◆ **Work order**
Every line of the data is to be transcribed as it stands.

◆ **Dataset entries**
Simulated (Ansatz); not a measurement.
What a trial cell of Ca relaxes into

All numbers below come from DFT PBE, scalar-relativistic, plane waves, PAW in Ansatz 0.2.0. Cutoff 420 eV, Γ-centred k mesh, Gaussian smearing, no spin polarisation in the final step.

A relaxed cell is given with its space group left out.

◆ **Solution**
Simulated (Ansatz); not a measurement.
What a trial cell of Ca relaxes into

All numbers below come from DFT PBE, scalar-relativistic, plane waves, PAW in Ansatz 0.2.0. Cutoff 420 eV, Γ-centred k mesh, Gaussian smearing, no spin polarisation in the final step.

A relaxed cell is given with its space group left out.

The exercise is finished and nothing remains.